## DATA EXTRACT
------------------------------------
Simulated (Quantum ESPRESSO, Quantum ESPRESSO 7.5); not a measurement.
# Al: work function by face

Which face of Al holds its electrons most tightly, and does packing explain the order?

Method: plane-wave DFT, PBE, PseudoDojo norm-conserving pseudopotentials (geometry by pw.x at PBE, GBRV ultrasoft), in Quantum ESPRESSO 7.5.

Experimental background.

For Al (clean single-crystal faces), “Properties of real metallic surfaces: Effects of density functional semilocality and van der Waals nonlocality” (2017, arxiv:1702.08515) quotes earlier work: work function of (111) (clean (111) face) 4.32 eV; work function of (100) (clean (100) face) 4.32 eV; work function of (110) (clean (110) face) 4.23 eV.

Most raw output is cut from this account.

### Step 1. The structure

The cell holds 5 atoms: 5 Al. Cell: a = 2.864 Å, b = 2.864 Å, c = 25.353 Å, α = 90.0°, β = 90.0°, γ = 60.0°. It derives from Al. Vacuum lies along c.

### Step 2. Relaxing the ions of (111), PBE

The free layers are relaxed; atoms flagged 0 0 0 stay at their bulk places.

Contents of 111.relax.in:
------------------------------------

## WORK INSTRUCTION
Would you please reproduce the entries above word for word?

## RESULT
Simulated (Quantum ESPRESSO, Quantum ESPRESSO 7.5); not a measurement.
# Al: work function by face

Which face of Al holds its electrons most tightly, and does packing explain the order?

Method: plane-wave DFT, PBE, PseudoDojo norm-conserving pseudopotentials (geometry by pw.x at PBE, GBRV ultrasoft), in Quantum ESPRESSO 7.5.

Experimental background.

For Al (clean single-crystal faces), “Properties of real metallic surfaces: Effects of density functional semilocality and van der Waals nonlocality” (2017, arxiv:1702.08515) quotes earlier work: work function of (111) (clean (111) face) 4.32 eV; work function of (100) (clean (100) face) 4.32 eV; work function of (110) (clean (110) face) 4.23 eV.

Most raw output is cut from this account.

### Step 1. The structure

The cell holds 5 atoms: 5 Al. Cell: a = 2.864 Å, b = 2.864 Å, c = 25.353 Å, α = 90.0°, β = 90.0°, γ = 60.0°. It derives from Al. Vacuum lies along c.

### Step 2. Relaxing the ions of (111), PBE

The free layers are relaxed; atoms flagged 0 0 0 stay at their bulk places.

Contents of 111.relax.in:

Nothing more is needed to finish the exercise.